Exercise:
Copy out the listing exactly.

··········

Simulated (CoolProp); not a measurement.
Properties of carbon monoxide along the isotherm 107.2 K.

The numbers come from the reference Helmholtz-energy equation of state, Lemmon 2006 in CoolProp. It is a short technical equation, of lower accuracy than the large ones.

··········

Problem solution:
Simulated (CoolProp); not a measurement.
Properties of carbon monoxide along the isotherm 107.2 K.

The numbers come from the reference Helmholtz-energy equation of state, Lemmon 2006 in CoolProp. It is a short technical equation, of lower accuracy than the large ones.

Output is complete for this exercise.